Activity: Reprint the whole of the data exactly.

= = =
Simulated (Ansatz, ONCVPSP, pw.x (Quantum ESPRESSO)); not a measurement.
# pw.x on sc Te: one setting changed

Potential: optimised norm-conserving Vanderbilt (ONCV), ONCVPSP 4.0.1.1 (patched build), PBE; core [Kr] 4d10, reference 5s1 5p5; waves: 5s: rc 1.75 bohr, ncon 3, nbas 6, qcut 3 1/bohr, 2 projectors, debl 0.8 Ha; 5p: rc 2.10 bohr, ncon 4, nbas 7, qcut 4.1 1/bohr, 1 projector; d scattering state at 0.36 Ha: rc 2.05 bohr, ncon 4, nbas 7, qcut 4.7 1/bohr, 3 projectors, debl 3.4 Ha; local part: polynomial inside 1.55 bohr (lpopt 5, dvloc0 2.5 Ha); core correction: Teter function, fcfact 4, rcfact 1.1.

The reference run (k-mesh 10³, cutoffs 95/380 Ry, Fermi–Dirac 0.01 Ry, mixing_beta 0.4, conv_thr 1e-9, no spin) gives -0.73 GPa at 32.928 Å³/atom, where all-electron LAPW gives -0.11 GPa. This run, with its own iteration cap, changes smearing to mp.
= = =

Task response:
Simulated (Ansatz, ONCVPSP, pw.x (Quantum ESPRESSO)); not a measurement.
# pw.x on sc Te: one setting changed

Potential: optimised norm-conserving Vanderbilt (ONCV), ONCVPSP 4.0.1.1 (patched build), PBE; core [Kr] 4d10, reference 5s1 5p5; waves: 5s: rc 1.75 bohr, ncon 3, nbas 6, qcut 3 1/bohr, 2 projectors, debl 0.8 Ha; 5p: rc 2.10 bohr, ncon 4, nbas 7, qcut 4.1 1/bohr, 1 projector; d scattering state at 0.36 Ha: rc 2.05 bohr, ncon 4, nbas 7, qcut 4.7 1/bohr, 3 projectors, debl 3.4 Ha; local part: polynomial inside 1.55 bohr (lpopt 5, dvloc0 2.5 Ha); core correction: Teter function, fcfact 4, rcfact 1.1.

The reference run (k-mesh 10³, cutoffs 95/380 Ry, Fermi–Dirac 0.01 Ry, mixing_beta 0.4, conv_thr 1e-9, no spin) gives -0.73 GPa at 32.928 Å³/atom, where all-electron LAPW gives -0.11 GPa. This run, with its own iteration cap, changes smearing to mp.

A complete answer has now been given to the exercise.